■ **Work instruction**
Print every line of the listing below, starting with the line that holds "All numbers are" and going on through the line that holds "The run is started by", both included, and print nothing else.

■ **Dataset records**
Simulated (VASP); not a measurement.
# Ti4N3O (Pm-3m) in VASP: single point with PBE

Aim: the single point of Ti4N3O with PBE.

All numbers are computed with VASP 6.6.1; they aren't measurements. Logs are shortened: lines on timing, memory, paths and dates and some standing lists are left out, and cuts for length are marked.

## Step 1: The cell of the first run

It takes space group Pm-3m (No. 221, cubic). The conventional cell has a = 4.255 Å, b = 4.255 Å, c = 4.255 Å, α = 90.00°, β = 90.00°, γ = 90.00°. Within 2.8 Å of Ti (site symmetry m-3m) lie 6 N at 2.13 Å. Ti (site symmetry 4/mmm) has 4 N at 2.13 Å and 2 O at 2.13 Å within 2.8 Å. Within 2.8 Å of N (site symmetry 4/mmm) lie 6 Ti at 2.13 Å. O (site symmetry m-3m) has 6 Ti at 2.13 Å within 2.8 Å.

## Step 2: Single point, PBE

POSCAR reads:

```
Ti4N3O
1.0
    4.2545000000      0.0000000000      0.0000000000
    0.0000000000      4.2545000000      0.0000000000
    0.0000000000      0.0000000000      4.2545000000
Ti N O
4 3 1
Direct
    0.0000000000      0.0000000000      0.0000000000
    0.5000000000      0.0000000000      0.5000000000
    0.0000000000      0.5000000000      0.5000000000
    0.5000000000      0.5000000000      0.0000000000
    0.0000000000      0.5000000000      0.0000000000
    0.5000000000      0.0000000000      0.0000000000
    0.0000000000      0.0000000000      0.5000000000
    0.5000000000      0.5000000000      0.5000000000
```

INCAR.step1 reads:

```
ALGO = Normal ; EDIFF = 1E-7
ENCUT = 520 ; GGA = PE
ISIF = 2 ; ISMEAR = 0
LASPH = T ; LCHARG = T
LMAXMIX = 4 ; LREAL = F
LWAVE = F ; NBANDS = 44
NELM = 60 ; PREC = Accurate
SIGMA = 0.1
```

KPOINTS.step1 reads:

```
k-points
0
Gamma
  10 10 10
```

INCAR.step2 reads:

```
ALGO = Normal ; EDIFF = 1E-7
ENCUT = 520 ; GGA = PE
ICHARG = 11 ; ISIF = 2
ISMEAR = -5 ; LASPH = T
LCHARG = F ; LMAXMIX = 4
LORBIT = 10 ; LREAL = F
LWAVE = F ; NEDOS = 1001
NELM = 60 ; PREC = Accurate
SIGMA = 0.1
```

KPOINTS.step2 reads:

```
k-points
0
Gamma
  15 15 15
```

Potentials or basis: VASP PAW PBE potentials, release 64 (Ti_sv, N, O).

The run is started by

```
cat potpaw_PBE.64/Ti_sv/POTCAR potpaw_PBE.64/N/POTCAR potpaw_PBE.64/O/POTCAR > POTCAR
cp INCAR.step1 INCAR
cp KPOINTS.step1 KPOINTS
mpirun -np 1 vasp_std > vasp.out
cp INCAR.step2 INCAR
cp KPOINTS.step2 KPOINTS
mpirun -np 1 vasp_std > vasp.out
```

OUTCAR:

■ **Exercise result**
All numbers are computed with VASP 6.6.1; they aren't measurements. Logs are shortened: lines on timing, memory, paths and dates and some standing lists are left out, and cuts for length are marked.

## Step 1: The cell of the first run

It takes space group Pm-3m (No. 221, cubic). The conventional cell has a = 4.255 Å, b = 4.255 Å, c = 4.255 Å, α = 90.00°, β = 90.00°, γ = 90.00°. Within 2.8 Å of Ti (site symmetry m-3m) lie 6 N at 2.13 Å. Ti (site symmetry 4/mmm) has 4 N at 2.13 Å and 2 O at 2.13 Å within 2.8 Å. Within 2.8 Å of N (site symmetry 4/mmm) lie 6 Ti at 2.13 Å. O (site symmetry m-3m) has 6 Ti at 2.13 Å within 2.8 Å.

## Step 2: Single point, PBE

POSCAR reads:

```
Ti4N3O
1.0
    4.2545000000      0.0000000000      0.0000000000
    0.0000000000      4.2545000000      0.0000000000
    0.0000000000      0.0000000000      4.2545000000
Ti N O
4 3 1
Direct
    0.0000000000      0.0000000000      0.0000000000
    0.5000000000      0.0000000000      0.5000000000
    0.0000000000      0.5000000000      0.5000000000
    0.5000000000      0.5000000000      0.0000000000
    0.0000000000      0.5000000000      0.0000000000
    0.5000000000      0.0000000000      0.0000000000
    0.0000000000      0.0000000000      0.5000000000
    0.5000000000      0.5000000000      0.5000000000
```

INCAR.step1 reads:

```
ALGO = Normal ; EDIFF = 1E-7
ENCUT = 520 ; GGA = PE
ISIF = 2 ; ISMEAR = 0
LASPH = T ; LCHARG = T
LMAXMIX = 4 ; LREAL = F
LWAVE = F ; NBANDS = 44
NELM = 60 ; PREC = Accurate
SIGMA = 0.1
```

KPOINTS.step1 reads:

```
k-points
0
Gamma
  10 10 10
```

INCAR.step2 reads:

```
ALGO = Normal ; EDIFF = 1E-7
ENCUT = 520 ; GGA = PE
ICHARG = 11 ; ISIF = 2
ISMEAR = -5 ; LASPH = T
LCHARG = F ; LMAXMIX = 4
LORBIT = 10 ; LREAL = F
LWAVE = F ; NEDOS = 1001
NELM = 60 ; PREC = Accurate
SIGMA = 0.1
```

KPOINTS.step2 reads:

```
k-points
0
Gamma
  15 15 15
```

Potentials or basis: VASP PAW PBE potentials, release 64 (Ti_sv, N, O).

The run is started by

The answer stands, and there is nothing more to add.